ASSIGNED TASK: Please transcribe the following records in full, exactly as given.

EXERCISE DATA:
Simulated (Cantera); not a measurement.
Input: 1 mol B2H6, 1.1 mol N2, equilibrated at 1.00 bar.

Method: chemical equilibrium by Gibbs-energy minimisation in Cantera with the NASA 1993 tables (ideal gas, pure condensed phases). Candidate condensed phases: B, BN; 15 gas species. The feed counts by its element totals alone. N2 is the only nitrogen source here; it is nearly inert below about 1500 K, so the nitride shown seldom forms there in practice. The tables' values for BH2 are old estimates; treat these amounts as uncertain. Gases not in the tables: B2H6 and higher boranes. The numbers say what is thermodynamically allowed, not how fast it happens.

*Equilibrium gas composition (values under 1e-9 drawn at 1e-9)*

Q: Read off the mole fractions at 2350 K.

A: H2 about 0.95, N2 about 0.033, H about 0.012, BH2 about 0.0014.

EXERCISE ANSWER:
Simulated (Cantera); not a measurement.
Input: 1 mol B2H6, 1.1 mol N2, equilibrated at 1.00 bar.

Method: chemical equilibrium by Gibbs-energy minimisation in Cantera with the NASA 1993 tables (ideal gas, pure condensed phases). Candidate condensed phases: B, BN; 15 gas species. The feed counts by its element totals alone. N2 is the only nitrogen source here; it is nearly inert below about 1500 K, so the nitride shown seldom forms there in practice. The tables' values for BH2 are old estimates; treat these amounts as uncertain. Gases not in the tables: B2H6 and higher boranes. The numbers say what is thermodynamically allowed, not how fast it happens.

*Equilibrium gas composition (values under 1e-9 drawn at 1e-9)*

Q: Read off the mole fractions at 2350 K.

A: H2 about 0.95, N2 about 0.033, H about 0.012, BH2 about 0.0014.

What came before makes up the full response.